WORK ORDER
Return each of the entries below precisely as it appears.

====== AVAILABLE DATA ======
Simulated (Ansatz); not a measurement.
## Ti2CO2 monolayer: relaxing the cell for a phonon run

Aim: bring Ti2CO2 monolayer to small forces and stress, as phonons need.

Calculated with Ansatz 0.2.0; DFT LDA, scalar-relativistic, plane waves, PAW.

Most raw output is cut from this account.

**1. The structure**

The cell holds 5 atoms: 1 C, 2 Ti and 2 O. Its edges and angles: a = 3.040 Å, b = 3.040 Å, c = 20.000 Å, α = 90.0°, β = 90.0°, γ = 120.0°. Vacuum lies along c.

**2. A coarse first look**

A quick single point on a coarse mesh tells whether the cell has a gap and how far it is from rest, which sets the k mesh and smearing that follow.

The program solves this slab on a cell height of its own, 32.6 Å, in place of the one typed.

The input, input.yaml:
======

PROBLEM SOLUTION
Simulated (Ansatz); not a measurement.
## Ti2CO2 monolayer: relaxing the cell for a phonon run

Aim: bring Ti2CO2 monolayer to small forces and stress, as phonons need.

Calculated with Ansatz 0.2.0; DFT LDA, scalar-relativistic, plane waves, PAW.

Most raw output is cut from this account.

**1. The structure**

The cell holds 5 atoms: 1 C, 2 Ti and 2 O. Its edges and angles: a = 3.040 Å, b = 3.040 Å, c = 20.000 Å, α = 90.0°, β = 90.0°, γ = 120.0°. Vacuum lies along c.

**2. A coarse first look**

A quick single point on a coarse mesh tells whether the cell has a gap and how far it is from rest, which sets the k mesh and smearing that follow.

The program solves this slab on a cell height of its own, 32.6 Å, in place of the one typed.

The input, input.yaml:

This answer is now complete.